Requirement »
Retype each line of the listing below, from the first through the one holding "- Spin: no spin polarisation", with no other lines.

Excerpted records »
[Start of Attachment]

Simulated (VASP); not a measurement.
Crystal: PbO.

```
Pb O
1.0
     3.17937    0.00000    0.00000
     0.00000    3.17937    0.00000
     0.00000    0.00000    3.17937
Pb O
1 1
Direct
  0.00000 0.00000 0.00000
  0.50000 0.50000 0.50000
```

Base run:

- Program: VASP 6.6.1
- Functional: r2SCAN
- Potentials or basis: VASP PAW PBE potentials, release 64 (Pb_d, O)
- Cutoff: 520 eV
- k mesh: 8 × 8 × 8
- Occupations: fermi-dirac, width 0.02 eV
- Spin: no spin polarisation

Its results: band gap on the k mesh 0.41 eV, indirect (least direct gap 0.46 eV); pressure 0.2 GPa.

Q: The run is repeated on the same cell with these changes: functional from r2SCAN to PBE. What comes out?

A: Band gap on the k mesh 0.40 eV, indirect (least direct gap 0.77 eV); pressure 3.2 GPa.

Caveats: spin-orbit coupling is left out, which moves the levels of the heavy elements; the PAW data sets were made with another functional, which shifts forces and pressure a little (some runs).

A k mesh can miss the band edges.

[End of Attachment]

Response box »
Simulated (VASP); not a measurement.
Crystal: PbO.

```
Pb O
1.0
     3.17937    0.00000    0.00000
     0.00000    3.17937    0.00000
     0.00000    0.00000    3.17937
Pb O
1 1
Direct
  0.00000 0.00000 0.00000
  0.50000 0.50000 0.50000
```

Base run:

- Program: VASP 6.6.1
- Functional: r2SCAN
- Potentials or basis: VASP PAW PBE potentials, release 64 (Pb_d, O)
- Cutoff: 520 eV
- k mesh: 8 × 8 × 8
- Occupations: fermi-dirac, width 0.02 eV
- Spin: no spin polarisation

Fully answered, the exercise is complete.